ENTRIES SUPPLIED START
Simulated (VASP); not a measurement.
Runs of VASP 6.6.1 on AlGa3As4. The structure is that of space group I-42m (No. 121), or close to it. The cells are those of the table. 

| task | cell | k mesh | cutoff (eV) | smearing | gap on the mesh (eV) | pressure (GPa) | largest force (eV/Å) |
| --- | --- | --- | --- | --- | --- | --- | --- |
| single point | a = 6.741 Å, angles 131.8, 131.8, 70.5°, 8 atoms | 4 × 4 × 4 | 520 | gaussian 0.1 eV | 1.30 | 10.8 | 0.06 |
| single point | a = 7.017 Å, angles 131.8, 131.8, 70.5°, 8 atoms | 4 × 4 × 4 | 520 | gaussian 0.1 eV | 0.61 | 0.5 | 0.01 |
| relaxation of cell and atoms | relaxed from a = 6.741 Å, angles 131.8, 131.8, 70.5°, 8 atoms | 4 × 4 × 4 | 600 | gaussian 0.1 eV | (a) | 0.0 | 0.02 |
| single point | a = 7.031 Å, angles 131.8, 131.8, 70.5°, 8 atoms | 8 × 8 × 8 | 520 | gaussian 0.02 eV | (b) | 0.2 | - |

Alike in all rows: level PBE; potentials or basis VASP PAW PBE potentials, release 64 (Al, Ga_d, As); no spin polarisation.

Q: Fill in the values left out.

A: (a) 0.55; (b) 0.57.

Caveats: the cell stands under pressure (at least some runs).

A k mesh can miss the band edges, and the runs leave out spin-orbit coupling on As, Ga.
ENTRIES SUPPLIED END

In the listing above, find the line containing "Alike in all" and the line containing "Caveats: the cell", then repeat those two lines and everything between them exactly.

### REPLY
Alike in all rows: level PBE; potentials or basis VASP PAW PBE potentials, release 64 (Al, Ga_d, As); no spin polarisation.

Q: Fill in the values left out.

A: (a) 0.55; (b) 0.57.

Caveats: the cell stands under pressure (at least some runs).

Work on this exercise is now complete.